Task item: Using the entries below, write out the line with "Theory: Ansatz 0.2.0, DFT, r2SCAN, plane", the line with "Describe the change and its computed effect.", and every line in between, exactly as each is written.

Data excerpts:
⁂

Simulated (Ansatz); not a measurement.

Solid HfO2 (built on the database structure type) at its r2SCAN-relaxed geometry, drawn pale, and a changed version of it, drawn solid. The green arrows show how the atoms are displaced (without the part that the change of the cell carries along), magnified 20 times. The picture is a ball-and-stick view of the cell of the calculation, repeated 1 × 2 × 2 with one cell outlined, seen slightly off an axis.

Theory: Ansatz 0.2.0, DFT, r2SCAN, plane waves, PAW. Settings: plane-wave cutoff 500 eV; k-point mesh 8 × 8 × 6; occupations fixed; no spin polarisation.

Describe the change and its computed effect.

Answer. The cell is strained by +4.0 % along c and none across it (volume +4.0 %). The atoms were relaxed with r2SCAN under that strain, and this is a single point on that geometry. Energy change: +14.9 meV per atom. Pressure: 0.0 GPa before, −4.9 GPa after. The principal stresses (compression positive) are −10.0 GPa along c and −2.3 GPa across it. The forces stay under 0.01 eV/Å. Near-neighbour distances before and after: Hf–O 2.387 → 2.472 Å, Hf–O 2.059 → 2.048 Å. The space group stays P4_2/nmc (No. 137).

⁂

Result:
Theory: Ansatz 0.2.0, DFT, r2SCAN, plane waves, PAW. Settings: plane-wave cutoff 500 eV; k-point mesh 8 × 8 × 6; occupations fixed; no spin polarisation.

Describe the change and its computed effect.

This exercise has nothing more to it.